-- Extracted data follows --

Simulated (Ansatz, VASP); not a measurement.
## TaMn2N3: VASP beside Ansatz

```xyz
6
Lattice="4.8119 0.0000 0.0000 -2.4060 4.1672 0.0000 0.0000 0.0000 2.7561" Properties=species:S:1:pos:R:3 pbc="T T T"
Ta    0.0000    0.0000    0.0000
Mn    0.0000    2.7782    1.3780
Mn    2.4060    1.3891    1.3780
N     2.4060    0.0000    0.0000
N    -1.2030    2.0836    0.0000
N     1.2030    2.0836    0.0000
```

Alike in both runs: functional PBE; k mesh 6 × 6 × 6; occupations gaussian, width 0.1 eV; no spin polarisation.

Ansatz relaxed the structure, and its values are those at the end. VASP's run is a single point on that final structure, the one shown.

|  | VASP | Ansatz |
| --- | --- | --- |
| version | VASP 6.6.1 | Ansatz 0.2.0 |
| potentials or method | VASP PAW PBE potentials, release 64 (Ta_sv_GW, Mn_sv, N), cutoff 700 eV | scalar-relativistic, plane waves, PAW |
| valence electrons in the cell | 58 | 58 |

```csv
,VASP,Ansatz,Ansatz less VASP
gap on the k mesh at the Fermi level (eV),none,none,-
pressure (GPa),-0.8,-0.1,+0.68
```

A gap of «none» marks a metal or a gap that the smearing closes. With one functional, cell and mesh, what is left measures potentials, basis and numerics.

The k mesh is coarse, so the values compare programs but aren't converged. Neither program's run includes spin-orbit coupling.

-- Extracted data concluded --

- **Required action**
Repeat, character for character, the lines of the material above from the line with "Ansatz relaxed the" through the line with "basis and numerics.".

- **Your response**
Ansatz relaxed the structure, and its values are those at the end. VASP's run is a single point on that final structure, the one shown.

|  | VASP | Ansatz |
| --- | --- | --- |
| version | VASP 6.6.1 | Ansatz 0.2.0 |
| potentials or method | VASP PAW PBE potentials, release 64 (Ta_sv_GW, Mn_sv, N), cutoff 700 eV | scalar-relativistic, plane waves, PAW |
| valence electrons in the cell | 58 | 58 |

```csv
,VASP,Ansatz,Ansatz less VASP
gap on the k mesh at the Fermi level (eV),none,none,-
pressure (GPa),-0.8,-0.1,+0.68
```

A gap of «none» marks a metal or a gap that the smearing closes. With one functional, cell and mesh, what is left measures potentials, basis and numerics.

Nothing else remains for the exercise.